*EXCERPTED DATA*
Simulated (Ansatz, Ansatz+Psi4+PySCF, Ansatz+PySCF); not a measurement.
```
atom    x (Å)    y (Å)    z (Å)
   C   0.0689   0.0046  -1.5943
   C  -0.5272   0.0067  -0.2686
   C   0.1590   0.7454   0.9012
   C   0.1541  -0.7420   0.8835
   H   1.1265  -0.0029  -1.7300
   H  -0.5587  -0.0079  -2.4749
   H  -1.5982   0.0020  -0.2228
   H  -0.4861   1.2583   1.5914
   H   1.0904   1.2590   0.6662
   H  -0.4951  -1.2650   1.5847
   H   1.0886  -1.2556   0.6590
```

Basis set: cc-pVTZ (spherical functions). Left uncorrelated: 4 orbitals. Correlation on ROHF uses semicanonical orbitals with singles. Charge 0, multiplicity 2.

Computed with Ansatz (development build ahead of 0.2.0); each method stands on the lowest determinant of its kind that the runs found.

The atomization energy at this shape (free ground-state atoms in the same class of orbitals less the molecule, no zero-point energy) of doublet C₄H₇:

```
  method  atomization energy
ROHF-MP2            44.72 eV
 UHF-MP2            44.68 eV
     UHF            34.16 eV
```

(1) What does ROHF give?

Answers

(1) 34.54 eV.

*TASK ITEM*
Output each line of the records above exactly, beginning at the first, and stop once the line containing "Computed with Ansatz" has been output.

*ANSWER AREA*
Simulated (Ansatz, Ansatz+Psi4+PySCF, Ansatz+PySCF); not a measurement.
```
atom    x (Å)    y (Å)    z (Å)
   C   0.0689   0.0046  -1.5943
   C  -0.5272   0.0067  -0.2686
   C   0.1590   0.7454   0.9012
   C   0.1541  -0.7420   0.8835
   H   1.1265  -0.0029  -1.7300
   H  -0.5587  -0.0079  -2.4749
   H  -1.5982   0.0020  -0.2228
   H  -0.4861   1.2583   1.5914
   H   1.0904   1.2590   0.6662
   H  -0.4951  -1.2650   1.5847
   H   1.0886  -1.2556   0.6590
```

Basis set: cc-pVTZ (spherical functions). Left uncorrelated: 4 orbitals. Correlation on ROHF uses semicanonical orbitals with singles. Charge 0, multiplicity 2.

Computed with Ansatz (development build ahead of 0.2.0); each method stands on the lowest determinant of its kind that the runs found.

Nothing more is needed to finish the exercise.